################

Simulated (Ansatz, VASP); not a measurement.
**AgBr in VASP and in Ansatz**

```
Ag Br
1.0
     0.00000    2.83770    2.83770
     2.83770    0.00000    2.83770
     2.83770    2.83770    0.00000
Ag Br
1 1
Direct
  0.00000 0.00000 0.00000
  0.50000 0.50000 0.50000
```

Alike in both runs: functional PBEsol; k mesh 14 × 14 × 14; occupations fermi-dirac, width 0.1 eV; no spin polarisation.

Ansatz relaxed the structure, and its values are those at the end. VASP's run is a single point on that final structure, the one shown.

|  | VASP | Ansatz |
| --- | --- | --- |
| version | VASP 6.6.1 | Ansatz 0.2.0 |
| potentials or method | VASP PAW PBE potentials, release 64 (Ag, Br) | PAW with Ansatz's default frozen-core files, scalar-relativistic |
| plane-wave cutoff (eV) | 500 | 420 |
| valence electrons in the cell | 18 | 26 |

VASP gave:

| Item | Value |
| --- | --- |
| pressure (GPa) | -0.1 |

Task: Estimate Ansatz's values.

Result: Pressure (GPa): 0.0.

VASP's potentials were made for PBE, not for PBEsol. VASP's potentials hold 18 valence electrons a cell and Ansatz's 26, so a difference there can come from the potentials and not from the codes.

################

**Work task:** Would you retype the lines above from the one with "500 | 420 |" down to the one with "Result: Pressure (GPa): 0.0.", word for word, both ends included and no other lines?

**Written reply:**
| plane-wave cutoff (eV) | 500 | 420 |
| valence electrons in the cell | 18 | 26 |

VASP gave:

| Item | Value |
| --- | --- |
| pressure (GPa) | -0.1 |

Task: Estimate Ansatz's values.

Result: Pressure (GPa): 0.0.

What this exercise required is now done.